- [Work instruction]:
In your answer, reproduce exactly the lines from the beginning of the listing below through the one containing "Task: Name a", and only those lines.

== Segment start ==

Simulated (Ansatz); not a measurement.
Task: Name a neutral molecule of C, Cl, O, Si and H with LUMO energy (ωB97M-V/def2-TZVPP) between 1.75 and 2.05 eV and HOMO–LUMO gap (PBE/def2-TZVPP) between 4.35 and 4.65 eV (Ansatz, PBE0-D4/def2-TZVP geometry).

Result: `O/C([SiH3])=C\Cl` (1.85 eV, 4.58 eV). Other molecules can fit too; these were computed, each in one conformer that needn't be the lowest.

== Segment end ==

- [Response]:
Simulated (Ansatz); not a measurement.
Task: Name a neutral molecule of C, Cl, O, Si and H with LUMO energy (ωB97M-V/def2-TZVPP) between 1.75 and 2.05 eV and HOMO–LUMO gap (PBE/def2-TZVPP) between 4.35 and 4.65 eV (Ansatz, PBE0-D4/def2-TZVP geometry).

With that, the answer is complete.